☆ ☆ ☆

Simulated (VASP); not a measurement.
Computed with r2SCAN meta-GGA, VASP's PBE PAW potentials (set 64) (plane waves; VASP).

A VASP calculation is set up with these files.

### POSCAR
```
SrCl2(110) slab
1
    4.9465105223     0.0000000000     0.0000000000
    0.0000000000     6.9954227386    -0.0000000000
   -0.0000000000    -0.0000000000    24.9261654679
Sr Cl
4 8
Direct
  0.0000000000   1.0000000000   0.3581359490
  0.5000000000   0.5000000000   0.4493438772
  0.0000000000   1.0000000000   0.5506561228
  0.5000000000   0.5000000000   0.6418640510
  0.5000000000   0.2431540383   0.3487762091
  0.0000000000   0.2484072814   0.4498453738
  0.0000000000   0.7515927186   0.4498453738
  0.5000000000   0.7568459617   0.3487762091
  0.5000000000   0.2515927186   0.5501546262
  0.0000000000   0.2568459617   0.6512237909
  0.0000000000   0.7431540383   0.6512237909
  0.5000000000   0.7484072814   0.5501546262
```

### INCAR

☆ ☆ ☆

ASSIGNMENT >>
For each entry above, write out an exact copy.

TASK OUTPUT >>
Simulated (VASP); not a measurement.
Computed with r2SCAN meta-GGA, VASP's PBE PAW potentials (set 64) (plane waves; VASP).

A VASP calculation is set up with these files.

### POSCAR
```
SrCl2(110) slab
1
    4.9465105223     0.0000000000     0.0000000000
    0.0000000000     6.9954227386    -0.0000000000
   -0.0000000000    -0.0000000000    24.9261654679
Sr Cl
4 8
Direct
  0.0000000000   1.0000000000   0.3581359490
  0.5000000000   0.5000000000   0.4493438772
  0.0000000000   1.0000000000   0.5506561228
  0.5000000000   0.5000000000   0.6418640510
  0.5000000000   0.2431540383   0.3487762091
  0.0000000000   0.2484072814   0.4498453738
  0.0000000000   0.7515927186   0.4498453738
  0.5000000000   0.7568459617   0.3487762091
  0.5000000000   0.2515927186   0.5501546262
  0.0000000000   0.2568459617   0.6512237909
  0.0000000000   0.7431540383   0.6512237909
  0.5000000000   0.7484072814   0.5501546262
```

### INCAR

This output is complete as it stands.